=== Section Start ===

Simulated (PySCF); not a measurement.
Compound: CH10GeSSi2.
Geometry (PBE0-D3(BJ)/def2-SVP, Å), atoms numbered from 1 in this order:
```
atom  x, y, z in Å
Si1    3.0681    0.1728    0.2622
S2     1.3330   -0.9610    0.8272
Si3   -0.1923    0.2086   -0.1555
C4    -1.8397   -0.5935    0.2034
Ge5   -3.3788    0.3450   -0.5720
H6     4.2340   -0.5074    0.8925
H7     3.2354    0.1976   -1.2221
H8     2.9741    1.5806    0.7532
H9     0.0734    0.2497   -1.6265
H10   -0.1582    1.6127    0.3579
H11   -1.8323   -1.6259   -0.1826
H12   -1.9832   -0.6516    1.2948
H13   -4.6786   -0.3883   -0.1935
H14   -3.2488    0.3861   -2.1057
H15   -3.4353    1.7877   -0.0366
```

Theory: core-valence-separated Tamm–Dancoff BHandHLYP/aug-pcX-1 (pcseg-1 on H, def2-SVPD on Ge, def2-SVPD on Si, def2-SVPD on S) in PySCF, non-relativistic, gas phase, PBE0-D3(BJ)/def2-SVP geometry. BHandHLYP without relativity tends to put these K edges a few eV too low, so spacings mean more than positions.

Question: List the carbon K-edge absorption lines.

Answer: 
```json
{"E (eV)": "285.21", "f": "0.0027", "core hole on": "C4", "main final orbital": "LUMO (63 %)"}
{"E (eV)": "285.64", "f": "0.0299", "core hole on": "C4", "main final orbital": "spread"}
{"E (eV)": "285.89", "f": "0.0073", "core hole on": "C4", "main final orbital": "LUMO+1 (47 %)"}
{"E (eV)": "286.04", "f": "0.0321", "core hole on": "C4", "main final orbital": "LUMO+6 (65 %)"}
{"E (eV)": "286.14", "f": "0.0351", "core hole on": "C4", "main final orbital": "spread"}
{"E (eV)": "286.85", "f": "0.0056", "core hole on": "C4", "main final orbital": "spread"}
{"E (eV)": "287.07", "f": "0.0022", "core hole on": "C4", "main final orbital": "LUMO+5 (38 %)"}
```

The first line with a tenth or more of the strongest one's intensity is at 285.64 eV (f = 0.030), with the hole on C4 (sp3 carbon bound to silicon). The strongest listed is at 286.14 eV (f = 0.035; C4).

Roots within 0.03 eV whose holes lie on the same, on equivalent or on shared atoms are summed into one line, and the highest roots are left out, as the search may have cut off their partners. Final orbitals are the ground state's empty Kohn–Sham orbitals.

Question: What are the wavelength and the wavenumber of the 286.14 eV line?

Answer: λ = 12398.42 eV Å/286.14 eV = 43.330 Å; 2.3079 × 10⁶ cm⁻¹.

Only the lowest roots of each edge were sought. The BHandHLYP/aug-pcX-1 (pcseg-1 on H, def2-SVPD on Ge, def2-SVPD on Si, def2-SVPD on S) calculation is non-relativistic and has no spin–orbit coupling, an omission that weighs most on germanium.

=== Section End ===

Only the lines from the first line of the records through the line containing "Answer: λ = 12398.42" should be repeated, exactly as they appear.

Simulated (PySCF); not a measurement.
Compound: CH10GeSSi2.
Geometry (PBE0-D3(BJ)/def2-SVP, Å), atoms numbered from 1 in this order:
```
atom  x, y, z in Å
Si1    3.0681    0.1728    0.2622
S2     1.3330   -0.9610    0.8272
Si3   -0.1923    0.2086   -0.1555
C4    -1.8397   -0.5935    0.2034
Ge5   -3.3788    0.3450   -0.5720
H6     4.2340   -0.5074    0.8925
H7     3.2354    0.1976   -1.2221
H8     2.9741    1.5806    0.7532
H9     0.0734    0.2497   -1.6265
H10   -0.1582    1.6127    0.3579
H11   -1.8323   -1.6259   -0.1826
H12   -1.9832   -0.6516    1.2948
H13   -4.6786   -0.3883   -0.1935
H14   -3.2488    0.3861   -2.1057
H15   -3.4353    1.7877   -0.0366
```

Theory: core-valence-separated Tamm–Dancoff BHandHLYP/aug-pcX-1 (pcseg-1 on H, def2-SVPD on Ge, def2-SVPD on Si, def2-SVPD on S) in PySCF, non-relativistic, gas phase, PBE0-D3(BJ)/def2-SVP geometry. BHandHLYP without relativity tends to put these K edges a few eV too low, so spacings mean more than positions.

Question: List the carbon K-edge absorption lines.

Answer: 
```json
{"E (eV)": "285.21", "f": "0.0027", "core hole on": "C4", "main final orbital": "LUMO (63 %)"}
{"E (eV)": "285.64", "f": "0.0299", "core hole on": "C4", "main final orbital": "spread"}
{"E (eV)": "285.89", "f": "0.0073", "core hole on": "C4", "main final orbital": "LUMO+1 (47 %)"}
{"E (eV)": "286.04", "f": "0.0321", "core hole on": "C4", "main final orbital": "LUMO+6 (65 %)"}
{"E (eV)": "286.14", "f": "0.0351", "core hole on": "C4", "main final orbital": "spread"}
{"E (eV)": "286.85", "f": "0.0056", "core hole on": "C4", "main final orbital": "spread"}
{"E (eV)": "287.07", "f": "0.0022", "core hole on": "C4", "main final orbital": "LUMO+5 (38 %)"}
```

The first line with a tenth or more of the strongest one's intensity is at 285.64 eV (f = 0.030), with the hole on C4 (sp3 carbon bound to silicon). The strongest listed is at 286.14 eV (f = 0.035; C4).

Roots within 0.03 eV whose holes lie on the same, on equivalent or on shared atoms are summed into one line, and the highest roots are left out, as the search may have cut off their partners. Final orbitals are the ground state's empty Kohn–Sham orbitals.

Question: What are the wavelength and the wavenumber of the 286.14 eV line?

Answer: λ = 12398.42 eV Å/286.14 eV = 43.330 Å; 2.3079 × 10⁶ cm⁻¹.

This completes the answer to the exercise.